(Work request)
Could you retype every record below exactly as it appears?

(Extracted records)
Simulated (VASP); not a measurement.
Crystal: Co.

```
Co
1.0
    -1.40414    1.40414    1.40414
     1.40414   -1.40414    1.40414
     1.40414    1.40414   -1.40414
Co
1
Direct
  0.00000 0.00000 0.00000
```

(Written answer)
Simulated (VASP); not a measurement.
Crystal: Co.

```
Co
1.0
    -1.40414    1.40414    1.40414
     1.40414   -1.40414    1.40414
     1.40414    1.40414   -1.40414
Co
1
Direct
  0.00000 0.00000 0.00000
```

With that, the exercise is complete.